§ **Data for review**:
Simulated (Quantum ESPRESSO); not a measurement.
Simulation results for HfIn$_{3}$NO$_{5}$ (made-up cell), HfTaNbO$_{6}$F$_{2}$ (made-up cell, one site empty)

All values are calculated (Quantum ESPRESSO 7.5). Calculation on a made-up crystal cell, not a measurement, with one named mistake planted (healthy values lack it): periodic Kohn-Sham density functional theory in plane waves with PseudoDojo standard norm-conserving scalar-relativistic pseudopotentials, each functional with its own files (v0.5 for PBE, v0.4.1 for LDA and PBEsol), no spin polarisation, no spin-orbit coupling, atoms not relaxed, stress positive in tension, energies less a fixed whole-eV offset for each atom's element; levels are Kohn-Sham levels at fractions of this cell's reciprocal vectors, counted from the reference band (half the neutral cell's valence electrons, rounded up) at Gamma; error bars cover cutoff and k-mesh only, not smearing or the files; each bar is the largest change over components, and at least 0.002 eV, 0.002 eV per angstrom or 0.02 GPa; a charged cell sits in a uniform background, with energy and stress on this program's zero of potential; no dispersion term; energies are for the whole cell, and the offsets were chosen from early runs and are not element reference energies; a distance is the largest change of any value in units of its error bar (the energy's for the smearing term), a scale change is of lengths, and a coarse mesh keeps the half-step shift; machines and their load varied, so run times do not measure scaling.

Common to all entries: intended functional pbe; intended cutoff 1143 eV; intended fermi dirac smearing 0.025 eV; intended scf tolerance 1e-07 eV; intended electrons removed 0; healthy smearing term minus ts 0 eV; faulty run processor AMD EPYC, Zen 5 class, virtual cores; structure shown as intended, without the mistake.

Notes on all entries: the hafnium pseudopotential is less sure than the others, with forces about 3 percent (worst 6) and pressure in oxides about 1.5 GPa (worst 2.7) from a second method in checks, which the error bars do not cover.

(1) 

§ **Task item**: Transcribe the lines from the first line of the records through the line that contains "Simulation results for", both included, and add nothing else.

§ **Exercise output**:
Simulated (Quantum ESPRESSO); not a measurement.
Simulation results for HfIn$_{3}$NO$_{5}$ (made-up cell), HfTaNbO$_{6}$F$_{2}$ (made-up cell, one site empty)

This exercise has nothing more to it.